══════════════════════════════
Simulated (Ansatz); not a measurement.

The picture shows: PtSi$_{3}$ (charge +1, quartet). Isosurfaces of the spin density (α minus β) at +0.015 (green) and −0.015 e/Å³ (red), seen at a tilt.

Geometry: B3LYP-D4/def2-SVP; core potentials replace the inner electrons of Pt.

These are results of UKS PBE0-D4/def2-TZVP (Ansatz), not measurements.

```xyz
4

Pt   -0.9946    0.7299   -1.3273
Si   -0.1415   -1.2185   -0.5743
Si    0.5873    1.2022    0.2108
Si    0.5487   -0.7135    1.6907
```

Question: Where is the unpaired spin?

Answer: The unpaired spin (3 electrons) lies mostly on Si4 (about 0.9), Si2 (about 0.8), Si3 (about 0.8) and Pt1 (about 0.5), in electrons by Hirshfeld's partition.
══════════════════════════════

■ **Action item**:
Return, with no change at all, every line in the entries above from the line containing "These are results" through the line containing "Question: Where is the unpaired spin?".

■ **Worked solution**:
These are results of UKS PBE0-D4/def2-TZVP (Ansatz), not measurements.

```xyz
4

Pt   -0.9946    0.7299   -1.3273
Si   -0.1415   -1.2185   -0.5743
Si    0.5873    1.2022    0.2108
Si    0.5487   -0.7135    1.6907
```

Question: Where is the unpaired spin?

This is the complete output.